Given information:
- - - - - - -
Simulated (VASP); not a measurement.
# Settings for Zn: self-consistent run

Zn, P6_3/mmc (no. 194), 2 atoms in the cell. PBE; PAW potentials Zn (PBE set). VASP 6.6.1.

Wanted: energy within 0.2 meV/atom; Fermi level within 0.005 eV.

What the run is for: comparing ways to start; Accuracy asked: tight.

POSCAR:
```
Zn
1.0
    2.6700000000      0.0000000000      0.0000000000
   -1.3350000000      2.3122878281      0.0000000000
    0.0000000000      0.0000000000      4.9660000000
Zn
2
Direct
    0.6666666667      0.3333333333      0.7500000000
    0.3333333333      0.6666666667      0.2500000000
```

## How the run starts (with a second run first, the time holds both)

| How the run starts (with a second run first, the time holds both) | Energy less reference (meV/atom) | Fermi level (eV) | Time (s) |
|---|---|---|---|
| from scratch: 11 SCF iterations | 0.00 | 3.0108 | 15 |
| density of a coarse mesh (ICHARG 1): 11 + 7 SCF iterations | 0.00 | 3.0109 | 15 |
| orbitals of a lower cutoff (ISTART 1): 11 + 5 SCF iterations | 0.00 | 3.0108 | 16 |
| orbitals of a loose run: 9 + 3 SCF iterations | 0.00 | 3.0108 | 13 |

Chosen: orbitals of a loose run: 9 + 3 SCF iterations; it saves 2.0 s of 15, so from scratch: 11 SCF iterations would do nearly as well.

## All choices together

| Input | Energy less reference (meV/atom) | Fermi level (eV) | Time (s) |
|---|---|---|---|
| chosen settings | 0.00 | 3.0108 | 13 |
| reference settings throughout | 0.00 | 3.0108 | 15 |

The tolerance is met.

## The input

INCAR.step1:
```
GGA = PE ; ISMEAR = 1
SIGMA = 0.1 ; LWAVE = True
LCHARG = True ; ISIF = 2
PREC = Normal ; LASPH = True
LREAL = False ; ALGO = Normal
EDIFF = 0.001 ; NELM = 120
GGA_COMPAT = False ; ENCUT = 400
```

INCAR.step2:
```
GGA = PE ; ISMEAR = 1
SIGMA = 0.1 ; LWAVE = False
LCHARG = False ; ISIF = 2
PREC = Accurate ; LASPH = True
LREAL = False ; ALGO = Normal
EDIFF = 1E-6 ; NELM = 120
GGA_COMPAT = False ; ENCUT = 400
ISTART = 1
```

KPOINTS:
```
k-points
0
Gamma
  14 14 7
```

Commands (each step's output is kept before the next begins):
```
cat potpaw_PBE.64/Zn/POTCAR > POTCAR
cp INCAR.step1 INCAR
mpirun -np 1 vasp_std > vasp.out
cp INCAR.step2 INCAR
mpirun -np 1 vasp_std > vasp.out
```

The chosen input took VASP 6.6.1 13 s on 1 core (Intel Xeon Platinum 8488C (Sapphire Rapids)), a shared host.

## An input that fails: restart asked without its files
- - - - - - -

Exercise: Copy, exactly and only, the lines above that begin with the one containing "## How the run" and finish with the one containing "3.0108 | 16 |".

Task solution:
## How the run starts (with a second run first, the time holds both)

| How the run starts (with a second run first, the time holds both) | Energy less reference (meV/atom) | Fermi level (eV) | Time (s) |
|---|---|---|---|
| from scratch: 11 SCF iterations | 0.00 | 3.0108 | 15 |
| density of a coarse mesh (ICHARG 1): 11 + 7 SCF iterations | 0.00 | 3.0109 | 15 |
| orbitals of a lower cutoff (ISTART 1): 11 + 5 SCF iterations | 0.00 | 3.0108 | 16 |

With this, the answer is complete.